┌──

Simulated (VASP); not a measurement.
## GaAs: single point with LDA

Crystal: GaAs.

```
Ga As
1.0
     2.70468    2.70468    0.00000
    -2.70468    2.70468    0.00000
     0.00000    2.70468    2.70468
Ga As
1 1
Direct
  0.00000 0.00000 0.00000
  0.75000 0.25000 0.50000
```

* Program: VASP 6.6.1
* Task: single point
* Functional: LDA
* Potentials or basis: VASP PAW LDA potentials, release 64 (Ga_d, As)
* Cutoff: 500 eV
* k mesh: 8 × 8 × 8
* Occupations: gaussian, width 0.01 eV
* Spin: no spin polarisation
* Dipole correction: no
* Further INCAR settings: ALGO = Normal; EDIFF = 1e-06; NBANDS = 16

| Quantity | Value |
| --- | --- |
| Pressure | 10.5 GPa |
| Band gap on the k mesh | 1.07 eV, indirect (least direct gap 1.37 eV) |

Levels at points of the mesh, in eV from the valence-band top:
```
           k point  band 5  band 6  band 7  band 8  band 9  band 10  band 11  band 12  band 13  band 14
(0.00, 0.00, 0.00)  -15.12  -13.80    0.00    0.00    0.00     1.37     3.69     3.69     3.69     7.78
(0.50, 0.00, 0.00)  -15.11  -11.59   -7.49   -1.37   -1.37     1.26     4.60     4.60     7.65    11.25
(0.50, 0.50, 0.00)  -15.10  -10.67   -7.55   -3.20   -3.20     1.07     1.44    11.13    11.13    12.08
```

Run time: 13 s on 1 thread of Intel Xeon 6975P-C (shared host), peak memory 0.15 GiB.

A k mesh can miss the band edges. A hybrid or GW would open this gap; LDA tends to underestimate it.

└──

**Required action:** Beginning with the line that has "Cutoff: 500 eV" and ending with the line that has "Run time: 13", set down the lines above exactly and include no others.

**Written reply:**
* Cutoff: 500 eV
* k mesh: 8 × 8 × 8
* Occupations: gaussian, width 0.01 eV
* Spin: no spin polarisation
* Dipole correction: no
* Further INCAR settings: ALGO = Normal; EDIFF = 1e-06; NBANDS = 16

| Quantity | Value |
| --- | --- |
| Pressure | 10.5 GPa |
| Band gap on the k mesh | 1.07 eV, indirect (least direct gap 1.37 eV) |

Levels at points of the mesh, in eV from the valence-band top:
```
           k point  band 5  band 6  band 7  band 8  band 9  band 10  band 11  band 12  band 13  band 14
(0.00, 0.00, 0.00)  -15.12  -13.80    0.00    0.00    0.00     1.37     3.69     3.69     3.69     7.78
(0.50, 0.00, 0.00)  -15.11  -11.59   -7.49   -1.37   -1.37     1.26     4.60     4.60     7.65    11.25
(0.50, 0.50, 0.00)  -15.10  -10.67   -7.55   -3.20   -3.20     1.07     1.44    11.13    11.13    12.08
```

Run time: 13 s on 1 thread of Intel Xeon 6975P-C (shared host), peak memory 0.15 GiB.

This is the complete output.